========
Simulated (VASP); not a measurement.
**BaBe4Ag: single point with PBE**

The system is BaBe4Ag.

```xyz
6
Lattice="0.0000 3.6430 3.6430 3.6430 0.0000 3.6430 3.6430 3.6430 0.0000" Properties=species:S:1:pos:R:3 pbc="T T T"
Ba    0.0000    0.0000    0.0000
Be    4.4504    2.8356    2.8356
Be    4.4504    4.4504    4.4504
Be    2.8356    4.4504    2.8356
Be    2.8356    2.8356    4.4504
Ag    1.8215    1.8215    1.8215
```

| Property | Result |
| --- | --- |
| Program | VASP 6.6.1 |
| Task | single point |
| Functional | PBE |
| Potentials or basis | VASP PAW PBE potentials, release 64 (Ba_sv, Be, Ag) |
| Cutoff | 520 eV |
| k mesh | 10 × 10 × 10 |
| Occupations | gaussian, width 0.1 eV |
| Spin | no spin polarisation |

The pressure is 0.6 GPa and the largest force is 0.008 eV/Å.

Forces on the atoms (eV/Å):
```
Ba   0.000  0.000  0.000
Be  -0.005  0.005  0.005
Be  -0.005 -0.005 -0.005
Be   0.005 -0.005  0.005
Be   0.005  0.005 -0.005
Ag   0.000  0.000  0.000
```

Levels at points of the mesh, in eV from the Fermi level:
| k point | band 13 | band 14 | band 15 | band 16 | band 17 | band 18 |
========

Work request ▸ Every piece of the data must be set down exactly. Omit nothing.

Problem solution ▸
Simulated (VASP); not a measurement.
**BaBe4Ag: single point with PBE**

The system is BaBe4Ag.

```xyz
6
Lattice="0.0000 3.6430 3.6430 3.6430 0.0000 3.6430 3.6430 3.6430 0.0000" Properties=species:S:1:pos:R:3 pbc="T T T"
Ba    0.0000    0.0000    0.0000
Be    4.4504    2.8356    2.8356
Be    4.4504    4.4504    4.4504
Be    2.8356    4.4504    2.8356
Be    2.8356    2.8356    4.4504
Ag    1.8215    1.8215    1.8215
```

| Property | Result |
| --- | --- |
| Program | VASP 6.6.1 |
| Task | single point |
| Functional | PBE |
| Potentials or basis | VASP PAW PBE potentials, release 64 (Ba_sv, Be, Ag) |
| Cutoff | 520 eV |
| k mesh | 10 × 10 × 10 |
| Occupations | gaussian, width 0.1 eV |
| Spin | no spin polarisation |

The pressure is 0.6 GPa and the largest force is 0.008 eV/Å.

Forces on the atoms (eV/Å):
```
Ba   0.000  0.000  0.000
Be  -0.005  0.005  0.005
Be  -0.005 -0.005 -0.005
Be   0.005 -0.005  0.005
Be   0.005  0.005 -0.005
Ag   0.000  0.000  0.000
```

Levels at points of the mesh, in eV from the Fermi level:
| k point | band 13 | band 14 | band 15 | band 16 | band 17 | band 18 |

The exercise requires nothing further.